PROVIDED INFORMATION ->
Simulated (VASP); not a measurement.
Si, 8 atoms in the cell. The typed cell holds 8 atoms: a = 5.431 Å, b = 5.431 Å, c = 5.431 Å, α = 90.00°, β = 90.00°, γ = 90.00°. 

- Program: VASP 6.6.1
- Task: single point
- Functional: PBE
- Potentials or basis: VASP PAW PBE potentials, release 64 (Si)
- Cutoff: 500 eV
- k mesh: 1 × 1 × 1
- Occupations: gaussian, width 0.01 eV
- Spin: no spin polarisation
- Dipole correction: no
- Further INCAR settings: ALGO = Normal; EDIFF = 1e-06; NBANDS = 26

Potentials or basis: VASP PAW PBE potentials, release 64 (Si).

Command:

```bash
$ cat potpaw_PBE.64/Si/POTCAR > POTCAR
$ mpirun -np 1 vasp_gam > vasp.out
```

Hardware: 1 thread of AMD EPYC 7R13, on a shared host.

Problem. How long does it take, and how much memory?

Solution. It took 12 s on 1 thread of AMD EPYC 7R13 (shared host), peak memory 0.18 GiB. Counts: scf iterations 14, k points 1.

ASSIGNMENT ->
The lines of the data, from the first through the one containing "Problem. How long", are to be transcribed exactly.

TASK OUTPUT ->
Simulated (VASP); not a measurement.
Si, 8 atoms in the cell. The typed cell holds 8 atoms: a = 5.431 Å, b = 5.431 Å, c = 5.431 Å, α = 90.00°, β = 90.00°, γ = 90.00°. 

- Program: VASP 6.6.1
- Task: single point
- Functional: PBE
- Potentials or basis: VASP PAW PBE potentials, release 64 (Si)
- Cutoff: 500 eV
- k mesh: 1 × 1 × 1
- Occupations: gaussian, width 0.01 eV
- Spin: no spin polarisation
- Dipole correction: no
- Further INCAR settings: ALGO = Normal; EDIFF = 1e-06; NBANDS = 26

Potentials or basis: VASP PAW PBE potentials, release 64 (Si).

Command:

```bash
$ cat potpaw_PBE.64/Si/POTCAR > POTCAR
$ mpirun -np 1 vasp_gam > vasp.out
```

Hardware: 1 thread of AMD EPYC 7R13, on a shared host.

Problem. How long does it take, and how much memory?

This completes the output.